Output each record exactly. Leave none out.

Provided material:
Start of Block

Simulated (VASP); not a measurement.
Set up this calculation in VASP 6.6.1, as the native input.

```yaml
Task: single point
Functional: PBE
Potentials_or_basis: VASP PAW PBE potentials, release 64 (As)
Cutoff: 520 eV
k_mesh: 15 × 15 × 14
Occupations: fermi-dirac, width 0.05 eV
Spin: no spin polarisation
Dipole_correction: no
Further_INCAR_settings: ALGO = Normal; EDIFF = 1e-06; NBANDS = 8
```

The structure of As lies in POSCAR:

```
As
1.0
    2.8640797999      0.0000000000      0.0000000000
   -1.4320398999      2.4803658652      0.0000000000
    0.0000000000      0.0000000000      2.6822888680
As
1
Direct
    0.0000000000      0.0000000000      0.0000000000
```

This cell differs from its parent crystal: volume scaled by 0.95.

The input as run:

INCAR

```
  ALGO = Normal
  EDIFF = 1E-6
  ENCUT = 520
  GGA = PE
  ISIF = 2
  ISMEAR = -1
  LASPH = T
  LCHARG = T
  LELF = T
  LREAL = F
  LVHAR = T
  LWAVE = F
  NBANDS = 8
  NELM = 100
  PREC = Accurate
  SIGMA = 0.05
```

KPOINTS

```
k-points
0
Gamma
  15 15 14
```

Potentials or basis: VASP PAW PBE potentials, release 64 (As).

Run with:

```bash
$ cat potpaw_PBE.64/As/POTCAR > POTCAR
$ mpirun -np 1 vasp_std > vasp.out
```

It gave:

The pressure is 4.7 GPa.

End of Block

Response area:
Simulated (VASP); not a measurement.
Set up this calculation in VASP 6.6.1, as the native input.

```yaml
Task: single point
Functional: PBE
Potentials_or_basis: VASP PAW PBE potentials, release 64 (As)
Cutoff: 520 eV
k_mesh: 15 × 15 × 14
Occupations: fermi-dirac, width 0.05 eV
Spin: no spin polarisation
Dipole_correction: no
Further_INCAR_settings: ALGO = Normal; EDIFF = 1e-06; NBANDS = 8
```

The structure of As lies in POSCAR:

```
As
1.0
    2.8640797999      0.0000000000      0.0000000000
   -1.4320398999      2.4803658652      0.0000000000
    0.0000000000      0.0000000000      2.6822888680
As
1
Direct
    0.0000000000      0.0000000000      0.0000000000
```

This cell differs from its parent crystal: volume scaled by 0.95.

The input as run:

INCAR

```
  ALGO = Normal
  EDIFF = 1E-6
  ENCUT = 520
  GGA = PE
  ISIF = 2
  ISMEAR = -1
  LASPH = T
  LCHARG = T
  LELF = T
  LREAL = F
  LVHAR = T
  LWAVE = F
  NBANDS = 8
  NELM = 100
  PREC = Accurate
  SIGMA = 0.05
```

KPOINTS

```
k-points
0
Gamma
  15 15 14
```

Potentials or basis: VASP PAW PBE potentials, release 64 (As).

Run with:

```bash
$ cat potpaw_PBE.64/As/POTCAR > POTCAR
$ mpirun -np 1 vasp_std > vasp.out
```

It gave:

The pressure is 4.7 GPa.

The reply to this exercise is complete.